□ □ □ □ □

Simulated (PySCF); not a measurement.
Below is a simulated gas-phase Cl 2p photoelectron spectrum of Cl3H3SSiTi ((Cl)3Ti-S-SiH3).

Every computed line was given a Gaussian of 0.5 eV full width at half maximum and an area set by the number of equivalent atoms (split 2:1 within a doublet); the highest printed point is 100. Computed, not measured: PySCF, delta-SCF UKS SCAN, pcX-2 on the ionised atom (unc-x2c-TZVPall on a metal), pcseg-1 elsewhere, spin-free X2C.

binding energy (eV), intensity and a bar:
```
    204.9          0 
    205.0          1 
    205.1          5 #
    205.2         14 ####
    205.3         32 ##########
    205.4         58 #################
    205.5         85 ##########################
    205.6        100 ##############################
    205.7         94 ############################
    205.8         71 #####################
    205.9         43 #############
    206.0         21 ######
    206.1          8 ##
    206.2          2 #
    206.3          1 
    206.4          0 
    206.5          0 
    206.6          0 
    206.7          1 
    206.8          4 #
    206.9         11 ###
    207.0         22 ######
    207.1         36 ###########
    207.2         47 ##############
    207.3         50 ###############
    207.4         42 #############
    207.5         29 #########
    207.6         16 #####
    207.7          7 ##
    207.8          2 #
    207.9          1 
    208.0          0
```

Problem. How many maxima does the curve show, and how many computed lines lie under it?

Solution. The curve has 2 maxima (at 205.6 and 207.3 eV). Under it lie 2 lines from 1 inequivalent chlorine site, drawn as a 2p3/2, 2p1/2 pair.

□ □ □ □ □

◆ Activity:
Give all of the material again, exactly.

◆ Written solution:
Simulated (PySCF); not a measurement.
Below is a simulated gas-phase Cl 2p photoelectron spectrum of Cl3H3SSiTi ((Cl)3Ti-S-SiH3).

Every computed line was given a Gaussian of 0.5 eV full width at half maximum and an area set by the number of equivalent atoms (split 2:1 within a doublet); the highest printed point is 100. Computed, not measured: PySCF, delta-SCF UKS SCAN, pcX-2 on the ionised atom (unc-x2c-TZVPall on a metal), pcseg-1 elsewhere, spin-free X2C.

binding energy (eV), intensity and a bar:
```
    204.9          0 
    205.0          1 
    205.1          5 #
    205.2         14 ####
    205.3         32 ##########
    205.4         58 #################
    205.5         85 ##########################
    205.6        100 ##############################
    205.7         94 ############################
    205.8         71 #####################
    205.9         43 #############
    206.0         21 ######
    206.1          8 ##
    206.2          2 #
    206.3          1 
    206.4          0 
    206.5          0 
    206.6          0 
    206.7          1 
    206.8          4 #
    206.9         11 ###
    207.0         22 ######
    207.1         36 ###########
    207.2         47 ##############
    207.3         50 ###############
    207.4         42 #############
    207.5         29 #########
    207.6         16 #####
    207.7          7 ##
    207.8          2 #
    207.9          1 
    208.0          0
```

Problem. How many maxima does the curve show, and how many computed lines lie under it?

Solution. The curve has 2 maxima (at 205.6 and 207.3 eV). Under it lie 2 lines from 1 inequivalent chlorine site, drawn as a 2p3/2, 2p1/2 pair.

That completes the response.